Work task: The whole listing below is to be repeated without alteration.

-------

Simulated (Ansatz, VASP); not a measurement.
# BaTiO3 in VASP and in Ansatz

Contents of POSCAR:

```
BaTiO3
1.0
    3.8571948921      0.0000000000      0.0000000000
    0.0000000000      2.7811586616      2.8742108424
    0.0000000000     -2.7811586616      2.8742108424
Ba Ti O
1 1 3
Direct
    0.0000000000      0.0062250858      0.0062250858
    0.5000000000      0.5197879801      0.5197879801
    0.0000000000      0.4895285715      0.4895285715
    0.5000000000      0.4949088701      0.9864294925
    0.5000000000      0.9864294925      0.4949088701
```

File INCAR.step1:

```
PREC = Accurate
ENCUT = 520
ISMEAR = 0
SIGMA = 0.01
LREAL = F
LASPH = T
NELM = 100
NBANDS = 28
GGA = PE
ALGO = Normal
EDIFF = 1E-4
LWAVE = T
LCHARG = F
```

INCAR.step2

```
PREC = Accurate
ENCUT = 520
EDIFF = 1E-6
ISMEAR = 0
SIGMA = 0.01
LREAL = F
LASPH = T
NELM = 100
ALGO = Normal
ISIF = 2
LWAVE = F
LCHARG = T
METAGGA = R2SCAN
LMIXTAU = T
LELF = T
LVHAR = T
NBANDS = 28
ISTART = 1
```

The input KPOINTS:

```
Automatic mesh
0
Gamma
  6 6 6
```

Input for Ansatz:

-------

Expected answer:
Simulated (Ansatz, VASP); not a measurement.
# BaTiO3 in VASP and in Ansatz

Contents of POSCAR:

```
BaTiO3
1.0
    3.8571948921      0.0000000000      0.0000000000
    0.0000000000      2.7811586616      2.8742108424
    0.0000000000     -2.7811586616      2.8742108424
Ba Ti O
1 1 3
Direct
    0.0000000000      0.0062250858      0.0062250858
    0.5000000000      0.5197879801      0.5197879801
    0.0000000000      0.4895285715      0.4895285715
    0.5000000000      0.4949088701      0.9864294925
    0.5000000000      0.9864294925      0.4949088701
```

File INCAR.step1:

```
PREC = Accurate
ENCUT = 520
ISMEAR = 0
SIGMA = 0.01
LREAL = F
LASPH = T
NELM = 100
NBANDS = 28
GGA = PE
ALGO = Normal
EDIFF = 1E-4
LWAVE = T
LCHARG = F
```

INCAR.step2

```
PREC = Accurate
ENCUT = 520
EDIFF = 1E-6
ISMEAR = 0
SIGMA = 0.01
LREAL = F
LASPH = T
NELM = 100
ALGO = Normal
ISIF = 2
LWAVE = F
LCHARG = T
METAGGA = R2SCAN
LMIXTAU = T
LELF = T
LVHAR = T
NBANDS = 28
ISTART = 1
```

The input KPOINTS:

```
Automatic mesh
0
Gamma
  6 6 6
```

Input for Ansatz:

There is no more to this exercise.